----------------------------------------

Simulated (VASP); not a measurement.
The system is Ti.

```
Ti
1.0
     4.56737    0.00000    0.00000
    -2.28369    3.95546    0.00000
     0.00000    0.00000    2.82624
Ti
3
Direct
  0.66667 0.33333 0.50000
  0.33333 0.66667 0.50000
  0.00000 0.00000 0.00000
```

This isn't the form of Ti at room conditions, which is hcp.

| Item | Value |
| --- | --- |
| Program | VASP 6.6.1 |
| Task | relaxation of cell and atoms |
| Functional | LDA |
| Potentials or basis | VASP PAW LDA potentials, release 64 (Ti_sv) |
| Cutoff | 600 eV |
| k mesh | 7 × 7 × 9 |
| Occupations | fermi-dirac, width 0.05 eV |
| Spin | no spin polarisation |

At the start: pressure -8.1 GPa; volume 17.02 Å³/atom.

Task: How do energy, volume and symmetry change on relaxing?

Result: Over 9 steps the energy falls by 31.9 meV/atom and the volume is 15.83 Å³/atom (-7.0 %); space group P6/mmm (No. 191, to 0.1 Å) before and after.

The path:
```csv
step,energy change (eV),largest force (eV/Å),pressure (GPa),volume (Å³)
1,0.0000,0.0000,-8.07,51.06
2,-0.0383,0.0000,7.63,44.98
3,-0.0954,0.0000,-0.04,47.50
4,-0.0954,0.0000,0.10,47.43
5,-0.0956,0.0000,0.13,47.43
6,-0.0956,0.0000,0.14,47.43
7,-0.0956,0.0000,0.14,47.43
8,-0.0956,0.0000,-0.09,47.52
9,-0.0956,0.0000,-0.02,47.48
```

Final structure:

----------------------------------------

Would you restate, word for word, every line of the listing from its first line through the line with "Functional | LDA |"?

Simulated (VASP); not a measurement.
The system is Ti.

```
Ti
1.0
     4.56737    0.00000    0.00000
    -2.28369    3.95546    0.00000
     0.00000    0.00000    2.82624
Ti
3
Direct
  0.66667 0.33333 0.50000
  0.33333 0.66667 0.50000
  0.00000 0.00000 0.00000
```

This isn't the form of Ti at room conditions, which is hcp.

| Item | Value |
| --- | --- |
| Program | VASP 6.6.1 |
| Task | relaxation of cell and atoms |
| Functional | LDA |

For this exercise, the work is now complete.